Once you have read the listing, write it all out exactly.

------------------------------------------------------------------------

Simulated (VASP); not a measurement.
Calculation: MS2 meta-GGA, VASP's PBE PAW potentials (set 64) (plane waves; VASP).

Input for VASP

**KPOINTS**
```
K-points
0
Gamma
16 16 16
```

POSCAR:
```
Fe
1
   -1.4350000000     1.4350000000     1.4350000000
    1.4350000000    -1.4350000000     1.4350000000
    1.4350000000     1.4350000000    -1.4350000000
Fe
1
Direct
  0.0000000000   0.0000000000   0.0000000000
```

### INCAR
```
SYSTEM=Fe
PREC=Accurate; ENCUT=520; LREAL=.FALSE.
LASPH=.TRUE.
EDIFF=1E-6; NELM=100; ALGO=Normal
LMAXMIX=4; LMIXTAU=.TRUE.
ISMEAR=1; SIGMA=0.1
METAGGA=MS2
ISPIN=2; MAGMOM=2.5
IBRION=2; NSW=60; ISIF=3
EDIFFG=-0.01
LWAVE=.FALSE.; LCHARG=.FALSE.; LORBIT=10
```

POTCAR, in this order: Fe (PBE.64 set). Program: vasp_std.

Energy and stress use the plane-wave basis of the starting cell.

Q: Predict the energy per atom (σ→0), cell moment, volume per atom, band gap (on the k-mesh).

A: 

------------------------------------------------------------------------

▸ RESPONSE AREA:
Simulated (VASP); not a measurement.
Calculation: MS2 meta-GGA, VASP's PBE PAW potentials (set 64) (plane waves; VASP).

Input for VASP

**KPOINTS**
```
K-points
0
Gamma
16 16 16
```

POSCAR:
```
Fe
1
   -1.4350000000     1.4350000000     1.4350000000
    1.4350000000    -1.4350000000     1.4350000000
    1.4350000000     1.4350000000    -1.4350000000
Fe
1
Direct
  0.0000000000   0.0000000000   0.0000000000
```

### INCAR
```
SYSTEM=Fe
PREC=Accurate; ENCUT=520; LREAL=.FALSE.
LASPH=.TRUE.
EDIFF=1E-6; NELM=100; ALGO=Normal
LMAXMIX=4; LMIXTAU=.TRUE.
ISMEAR=1; SIGMA=0.1
METAGGA=MS2
ISPIN=2; MAGMOM=2.5
IBRION=2; NSW=60; ISIF=3
EDIFFG=-0.01
LWAVE=.FALSE.; LCHARG=.FALSE.; LORBIT=10
```

POTCAR, in this order: Fe (PBE.64 set). Program: vasp_std.

Energy and stress use the plane-wave basis of the starting cell.

Q: Predict the energy per atom (σ→0), cell moment, volume per atom, band gap (on the k-mesh).

A: 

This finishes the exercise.